= DATA PROVIDED =
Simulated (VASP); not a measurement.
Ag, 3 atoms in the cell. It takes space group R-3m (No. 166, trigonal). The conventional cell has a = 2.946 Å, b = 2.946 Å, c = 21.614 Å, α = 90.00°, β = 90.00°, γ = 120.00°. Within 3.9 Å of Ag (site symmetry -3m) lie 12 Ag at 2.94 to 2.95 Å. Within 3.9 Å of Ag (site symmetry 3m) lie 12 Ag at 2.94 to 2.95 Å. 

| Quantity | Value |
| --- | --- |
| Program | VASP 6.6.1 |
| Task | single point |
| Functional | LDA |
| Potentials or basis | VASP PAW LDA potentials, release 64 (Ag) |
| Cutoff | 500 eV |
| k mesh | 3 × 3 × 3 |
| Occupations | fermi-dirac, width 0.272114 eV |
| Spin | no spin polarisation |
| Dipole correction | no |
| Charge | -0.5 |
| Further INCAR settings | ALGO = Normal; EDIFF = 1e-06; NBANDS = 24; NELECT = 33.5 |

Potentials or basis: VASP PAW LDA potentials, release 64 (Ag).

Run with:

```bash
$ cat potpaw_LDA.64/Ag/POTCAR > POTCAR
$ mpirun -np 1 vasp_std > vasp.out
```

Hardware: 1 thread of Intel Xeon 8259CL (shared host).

= WORK REQUEST =
The records above are to be copied in full, exactly as written.

= TASK ANSWER =
Simulated (VASP); not a measurement.
Ag, 3 atoms in the cell. It takes space group R-3m (No. 166, trigonal). The conventional cell has a = 2.946 Å, b = 2.946 Å, c = 21.614 Å, α = 90.00°, β = 90.00°, γ = 120.00°. Within 3.9 Å of Ag (site symmetry -3m) lie 12 Ag at 2.94 to 2.95 Å. Within 3.9 Å of Ag (site symmetry 3m) lie 12 Ag at 2.94 to 2.95 Å. 

| Quantity | Value |
| --- | --- |
| Program | VASP 6.6.1 |
| Task | single point |
| Functional | LDA |
| Potentials or basis | VASP PAW LDA potentials, release 64 (Ag) |
| Cutoff | 500 eV |
| k mesh | 3 × 3 × 3 |
| Occupations | fermi-dirac, width 0.272114 eV |
| Spin | no spin polarisation |
| Dipole correction | no |
| Charge | -0.5 |
| Further INCAR settings | ALGO = Normal; EDIFF = 1e-06; NBANDS = 24; NELECT = 33.5 |

Potentials or basis: VASP PAW LDA potentials, release 64 (Ag).

Run with:

```bash
$ cat potpaw_LDA.64/Ag/POTCAR > POTCAR
$ mpirun -np 1 vasp_std > vasp.out
```

Hardware: 1 thread of Intel Xeon 8259CL (shared host).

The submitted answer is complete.